- Data to examine -
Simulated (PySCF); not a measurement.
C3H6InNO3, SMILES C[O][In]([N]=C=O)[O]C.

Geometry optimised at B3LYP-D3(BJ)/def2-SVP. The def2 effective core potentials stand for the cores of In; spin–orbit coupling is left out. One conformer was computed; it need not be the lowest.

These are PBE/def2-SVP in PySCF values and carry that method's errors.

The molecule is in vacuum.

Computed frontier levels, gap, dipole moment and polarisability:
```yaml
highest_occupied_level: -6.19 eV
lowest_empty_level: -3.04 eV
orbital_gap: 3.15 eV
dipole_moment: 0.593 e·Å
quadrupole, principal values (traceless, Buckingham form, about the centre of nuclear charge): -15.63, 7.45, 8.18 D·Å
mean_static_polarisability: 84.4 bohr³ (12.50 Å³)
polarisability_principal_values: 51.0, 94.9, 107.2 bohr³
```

- Exercise -
All lines above are to be transcribed exactly.

- Task solution -
Simulated (PySCF); not a measurement.
C3H6InNO3, SMILES C[O][In]([N]=C=O)[O]C.

Geometry optimised at B3LYP-D3(BJ)/def2-SVP. The def2 effective core potentials stand for the cores of In; spin–orbit coupling is left out. One conformer was computed; it need not be the lowest.

These are PBE/def2-SVP in PySCF values and carry that method's errors.

The molecule is in vacuum.

Computed frontier levels, gap, dipole moment and polarisability:
```yaml
highest_occupied_level: -6.19 eV
lowest_empty_level: -3.04 eV
orbital_gap: 3.15 eV
dipole_moment: 0.593 e·Å
quadrupole, principal values (traceless, Buckingham form, about the centre of nuclear charge): -15.63, 7.45, 8.18 D·Å
mean_static_polarisability: 84.4 bohr³ (12.50 Å³)
polarisability_principal_values: 51.0, 94.9, 107.2 bohr³
```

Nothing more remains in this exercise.